• _RECORD EXTRACTS_:
=== Section Start ===
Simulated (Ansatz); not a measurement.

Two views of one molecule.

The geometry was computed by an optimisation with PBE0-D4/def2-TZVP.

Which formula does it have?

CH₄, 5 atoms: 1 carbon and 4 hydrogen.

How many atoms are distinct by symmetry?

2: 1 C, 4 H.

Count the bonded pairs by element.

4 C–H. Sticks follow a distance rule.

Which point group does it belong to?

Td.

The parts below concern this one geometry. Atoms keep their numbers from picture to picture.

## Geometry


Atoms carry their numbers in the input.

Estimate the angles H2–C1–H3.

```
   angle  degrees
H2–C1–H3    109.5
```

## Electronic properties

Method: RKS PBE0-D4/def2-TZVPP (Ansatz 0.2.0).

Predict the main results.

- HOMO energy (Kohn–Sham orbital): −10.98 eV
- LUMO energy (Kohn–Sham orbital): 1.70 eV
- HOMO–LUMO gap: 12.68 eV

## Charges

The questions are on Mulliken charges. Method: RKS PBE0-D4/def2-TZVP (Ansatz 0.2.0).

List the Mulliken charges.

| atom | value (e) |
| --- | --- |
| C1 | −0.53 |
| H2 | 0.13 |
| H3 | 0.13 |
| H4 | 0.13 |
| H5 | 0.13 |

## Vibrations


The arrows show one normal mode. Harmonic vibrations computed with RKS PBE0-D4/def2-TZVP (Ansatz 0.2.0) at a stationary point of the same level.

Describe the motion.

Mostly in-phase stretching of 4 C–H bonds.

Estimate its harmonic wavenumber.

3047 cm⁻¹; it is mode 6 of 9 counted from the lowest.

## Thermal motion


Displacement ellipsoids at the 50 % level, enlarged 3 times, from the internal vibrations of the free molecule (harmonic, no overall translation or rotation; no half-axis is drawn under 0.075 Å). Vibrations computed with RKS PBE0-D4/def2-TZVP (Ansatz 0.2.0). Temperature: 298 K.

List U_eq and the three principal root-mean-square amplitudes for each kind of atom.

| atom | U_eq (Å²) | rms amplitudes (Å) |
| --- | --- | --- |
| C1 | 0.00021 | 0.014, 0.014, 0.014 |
=== Section End ===

• _ACTION ITEM_:
Reproduce, exactly and without additions, the run of lines from the start of the listing above to the line bearing "4 C–H. Sticks follow a distance rule.", inclusive.

• _ANSWER BOX_:
Simulated (Ansatz); not a measurement.

Two views of one molecule.

The geometry was computed by an optimisation with PBE0-D4/def2-TZVP.

Which formula does it have?

CH₄, 5 atoms: 1 carbon and 4 hydrogen.

How many atoms are distinct by symmetry?

2: 1 C, 4 H.

Count the bonded pairs by element.

4 C–H. Sticks follow a distance rule.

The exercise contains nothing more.